ENTRIES SHOWN »
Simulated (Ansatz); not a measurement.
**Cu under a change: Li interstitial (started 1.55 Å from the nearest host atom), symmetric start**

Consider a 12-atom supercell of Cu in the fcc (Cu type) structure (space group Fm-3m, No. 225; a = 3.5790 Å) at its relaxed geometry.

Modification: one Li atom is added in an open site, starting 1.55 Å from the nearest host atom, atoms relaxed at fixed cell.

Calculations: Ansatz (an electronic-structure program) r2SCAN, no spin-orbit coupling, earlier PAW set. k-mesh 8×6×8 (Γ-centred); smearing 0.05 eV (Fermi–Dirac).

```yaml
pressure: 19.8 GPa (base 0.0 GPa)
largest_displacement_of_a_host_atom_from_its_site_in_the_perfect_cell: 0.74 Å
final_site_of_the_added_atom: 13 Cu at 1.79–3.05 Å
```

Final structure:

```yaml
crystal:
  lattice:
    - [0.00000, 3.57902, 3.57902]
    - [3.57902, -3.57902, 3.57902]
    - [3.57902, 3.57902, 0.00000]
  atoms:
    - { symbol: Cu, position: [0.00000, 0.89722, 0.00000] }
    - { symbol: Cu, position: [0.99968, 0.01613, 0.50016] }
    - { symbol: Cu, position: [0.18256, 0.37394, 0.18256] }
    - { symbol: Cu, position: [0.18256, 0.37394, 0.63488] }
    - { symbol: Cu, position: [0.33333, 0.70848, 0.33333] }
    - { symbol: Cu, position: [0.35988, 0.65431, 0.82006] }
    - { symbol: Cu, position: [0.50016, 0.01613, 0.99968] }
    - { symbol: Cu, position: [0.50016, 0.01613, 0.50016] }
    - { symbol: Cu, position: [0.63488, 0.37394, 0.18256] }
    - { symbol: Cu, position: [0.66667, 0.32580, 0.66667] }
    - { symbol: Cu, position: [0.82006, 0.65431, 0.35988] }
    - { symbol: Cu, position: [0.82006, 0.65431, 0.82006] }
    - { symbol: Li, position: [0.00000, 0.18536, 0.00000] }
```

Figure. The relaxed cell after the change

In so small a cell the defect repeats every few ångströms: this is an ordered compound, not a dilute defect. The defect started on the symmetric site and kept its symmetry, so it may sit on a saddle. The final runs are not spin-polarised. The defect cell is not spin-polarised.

ASSIGNMENT » Repeat the entries verbatim through the line with "Consider a 12-atom".

EXPECTED ANSWER »
Simulated (Ansatz); not a measurement.
**Cu under a change: Li interstitial (started 1.55 Å from the nearest host atom), symmetric start**

Consider a 12-atom supercell of Cu in the fcc (Cu type) structure (space group Fm-3m, No. 225; a = 3.5790 Å) at its relaxed geometry.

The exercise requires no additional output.